• _Work item_: The lines to be extracted run from the start of the listing through the line containing "-288 | 518 |"; copy them exactly and nothing else.

----------------
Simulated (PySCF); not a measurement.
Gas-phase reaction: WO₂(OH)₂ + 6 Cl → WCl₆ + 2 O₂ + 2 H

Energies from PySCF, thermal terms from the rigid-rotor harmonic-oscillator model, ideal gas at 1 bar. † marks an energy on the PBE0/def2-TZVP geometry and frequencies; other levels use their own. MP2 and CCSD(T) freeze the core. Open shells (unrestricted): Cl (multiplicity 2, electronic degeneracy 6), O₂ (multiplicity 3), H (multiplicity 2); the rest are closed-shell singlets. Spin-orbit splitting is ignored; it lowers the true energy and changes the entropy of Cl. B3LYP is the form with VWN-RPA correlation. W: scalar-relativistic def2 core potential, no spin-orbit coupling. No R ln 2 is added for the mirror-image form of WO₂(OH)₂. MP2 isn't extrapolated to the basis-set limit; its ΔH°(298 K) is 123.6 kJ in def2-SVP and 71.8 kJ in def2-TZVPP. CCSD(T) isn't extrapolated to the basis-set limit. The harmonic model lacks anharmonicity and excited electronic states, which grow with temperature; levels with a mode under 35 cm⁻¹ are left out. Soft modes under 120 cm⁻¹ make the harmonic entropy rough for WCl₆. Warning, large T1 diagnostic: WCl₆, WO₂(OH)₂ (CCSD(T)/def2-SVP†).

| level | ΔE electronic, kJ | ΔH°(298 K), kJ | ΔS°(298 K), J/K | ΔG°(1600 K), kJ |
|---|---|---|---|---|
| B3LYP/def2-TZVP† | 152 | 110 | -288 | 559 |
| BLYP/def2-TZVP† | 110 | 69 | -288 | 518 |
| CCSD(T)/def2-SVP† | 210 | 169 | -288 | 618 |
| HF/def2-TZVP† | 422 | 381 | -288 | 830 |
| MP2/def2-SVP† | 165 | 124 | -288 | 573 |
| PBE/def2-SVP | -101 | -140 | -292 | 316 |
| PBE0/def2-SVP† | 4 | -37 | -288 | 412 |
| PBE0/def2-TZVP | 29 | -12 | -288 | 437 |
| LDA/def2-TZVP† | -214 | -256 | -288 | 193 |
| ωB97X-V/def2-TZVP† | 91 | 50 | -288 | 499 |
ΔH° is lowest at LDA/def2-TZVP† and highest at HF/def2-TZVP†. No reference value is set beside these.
----------------

• _Exercise solution_:
Simulated (PySCF); not a measurement.
Gas-phase reaction: WO₂(OH)₂ + 6 Cl → WCl₆ + 2 O₂ + 2 H

Energies from PySCF, thermal terms from the rigid-rotor harmonic-oscillator model, ideal gas at 1 bar. † marks an energy on the PBE0/def2-TZVP geometry and frequencies; other levels use their own. MP2 and CCSD(T) freeze the core. Open shells (unrestricted): Cl (multiplicity 2, electronic degeneracy 6), O₂ (multiplicity 3), H (multiplicity 2); the rest are closed-shell singlets. Spin-orbit splitting is ignored; it lowers the true energy and changes the entropy of Cl. B3LYP is the form with VWN-RPA correlation. W: scalar-relativistic def2 core potential, no spin-orbit coupling. No R ln 2 is added for the mirror-image form of WO₂(OH)₂. MP2 isn't extrapolated to the basis-set limit; its ΔH°(298 K) is 123.6 kJ in def2-SVP and 71.8 kJ in def2-TZVPP. CCSD(T) isn't extrapolated to the basis-set limit. The harmonic model lacks anharmonicity and excited electronic states, which grow with temperature; levels with a mode under 35 cm⁻¹ are left out. Soft modes under 120 cm⁻¹ make the harmonic entropy rough for WCl₆. Warning, large T1 diagnostic: WCl₆, WO₂(OH)₂ (CCSD(T)/def2-SVP†).

| level | ΔE electronic, kJ | ΔH°(298 K), kJ | ΔS°(298 K), J/K | ΔG°(1600 K), kJ |
|---|---|---|---|---|
| B3LYP/def2-TZVP† | 152 | 110 | -288 | 559 |
| BLYP/def2-TZVP† | 110 | 69 | -288 | 518 |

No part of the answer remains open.